-- Opening Marker --

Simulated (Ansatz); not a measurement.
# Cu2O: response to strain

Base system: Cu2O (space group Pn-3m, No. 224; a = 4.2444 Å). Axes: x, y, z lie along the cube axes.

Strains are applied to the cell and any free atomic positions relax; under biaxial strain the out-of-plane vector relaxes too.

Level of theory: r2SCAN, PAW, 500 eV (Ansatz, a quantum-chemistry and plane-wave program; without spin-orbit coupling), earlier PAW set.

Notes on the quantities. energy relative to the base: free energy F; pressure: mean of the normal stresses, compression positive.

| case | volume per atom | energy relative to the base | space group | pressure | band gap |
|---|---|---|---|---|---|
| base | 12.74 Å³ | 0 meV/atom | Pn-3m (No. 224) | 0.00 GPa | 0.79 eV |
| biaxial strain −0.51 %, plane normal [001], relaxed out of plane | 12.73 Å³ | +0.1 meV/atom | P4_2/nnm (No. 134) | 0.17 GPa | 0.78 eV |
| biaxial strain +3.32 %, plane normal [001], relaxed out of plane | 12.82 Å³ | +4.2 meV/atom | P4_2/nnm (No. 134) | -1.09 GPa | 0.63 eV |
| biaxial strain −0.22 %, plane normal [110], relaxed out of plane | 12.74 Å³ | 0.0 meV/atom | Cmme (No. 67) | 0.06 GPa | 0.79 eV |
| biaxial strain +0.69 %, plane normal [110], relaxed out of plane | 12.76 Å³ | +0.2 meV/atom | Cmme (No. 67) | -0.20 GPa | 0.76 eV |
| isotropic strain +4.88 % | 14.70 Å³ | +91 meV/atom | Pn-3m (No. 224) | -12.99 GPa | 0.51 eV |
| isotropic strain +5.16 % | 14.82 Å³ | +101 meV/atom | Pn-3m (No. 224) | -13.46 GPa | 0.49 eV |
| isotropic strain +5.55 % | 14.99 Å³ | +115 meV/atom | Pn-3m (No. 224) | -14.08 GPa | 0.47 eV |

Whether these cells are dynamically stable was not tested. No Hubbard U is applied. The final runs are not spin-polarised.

-- Closing Marker --

### ACTION ITEM
Please reproduce the lines from the line with "GPa | 0.76 eV |" to the line with "GPa | 0.47 eV |", both ends included, exactly as they appear above.

### ANSWER SPACE
| biaxial strain +0.69 %, plane normal [110], relaxed out of plane | 12.76 Å³ | +0.2 meV/atom | Cmme (No. 67) | -0.20 GPa | 0.76 eV |
| isotropic strain +4.88 % | 14.70 Å³ | +91 meV/atom | Pn-3m (No. 224) | -12.99 GPa | 0.51 eV |
| isotropic strain +5.16 % | 14.82 Å³ | +101 meV/atom | Pn-3m (No. 224) | -13.46 GPa | 0.49 eV |
| isotropic strain +5.55 % | 14.99 Å³ | +115 meV/atom | Pn-3m (No. 224) | -14.08 GPa | 0.47 eV |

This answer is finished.